════

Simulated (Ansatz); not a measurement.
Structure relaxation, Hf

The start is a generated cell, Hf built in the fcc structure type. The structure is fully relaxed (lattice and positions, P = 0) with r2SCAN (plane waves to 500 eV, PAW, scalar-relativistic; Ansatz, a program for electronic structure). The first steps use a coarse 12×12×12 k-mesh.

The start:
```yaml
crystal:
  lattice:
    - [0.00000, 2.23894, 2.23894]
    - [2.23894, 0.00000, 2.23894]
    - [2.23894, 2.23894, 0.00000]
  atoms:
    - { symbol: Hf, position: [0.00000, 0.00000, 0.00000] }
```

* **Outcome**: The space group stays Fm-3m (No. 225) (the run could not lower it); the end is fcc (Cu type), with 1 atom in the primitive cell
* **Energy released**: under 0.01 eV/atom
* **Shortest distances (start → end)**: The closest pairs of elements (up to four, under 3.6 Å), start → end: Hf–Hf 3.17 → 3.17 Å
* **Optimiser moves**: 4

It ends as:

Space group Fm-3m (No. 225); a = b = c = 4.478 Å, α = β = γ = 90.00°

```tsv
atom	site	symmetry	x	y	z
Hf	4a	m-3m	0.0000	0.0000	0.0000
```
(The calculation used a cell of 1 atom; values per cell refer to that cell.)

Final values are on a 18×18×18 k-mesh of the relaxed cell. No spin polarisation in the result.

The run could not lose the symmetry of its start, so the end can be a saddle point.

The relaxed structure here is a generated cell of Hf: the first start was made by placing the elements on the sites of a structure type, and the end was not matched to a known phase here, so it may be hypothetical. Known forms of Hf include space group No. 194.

════

Output only the lines from the top of the entries through the one holding "The run could not lose", copied exactly.

• _Result_
Simulated (Ansatz); not a measurement.
Structure relaxation, Hf

The start is a generated cell, Hf built in the fcc structure type. The structure is fully relaxed (lattice and positions, P = 0) with r2SCAN (plane waves to 500 eV, PAW, scalar-relativistic; Ansatz, a program for electronic structure). The first steps use a coarse 12×12×12 k-mesh.

The start:
```yaml
crystal:
  lattice:
    - [0.00000, 2.23894, 2.23894]
    - [2.23894, 0.00000, 2.23894]
    - [2.23894, 2.23894, 0.00000]
  atoms:
    - { symbol: Hf, position: [0.00000, 0.00000, 0.00000] }
```

* **Outcome**: The space group stays Fm-3m (No. 225) (the run could not lower it); the end is fcc (Cu type), with 1 atom in the primitive cell
* **Energy released**: under 0.01 eV/atom
* **Shortest distances (start → end)**: The closest pairs of elements (up to four, under 3.6 Å), start → end: Hf–Hf 3.17 → 3.17 Å
* **Optimiser moves**: 4

It ends as:

Space group Fm-3m (No. 225); a = b = c = 4.478 Å, α = β = γ = 90.00°

```tsv
atom	site	symmetry	x	y	z
Hf	4a	m-3m	0.0000	0.0000	0.0000
```
(The calculation used a cell of 1 atom; values per cell refer to that cell.)

Final values are on a 18×18×18 k-mesh of the relaxed cell. No spin polarisation in the result.

The run could not lose the symmetry of its start, so the end can be a saddle point.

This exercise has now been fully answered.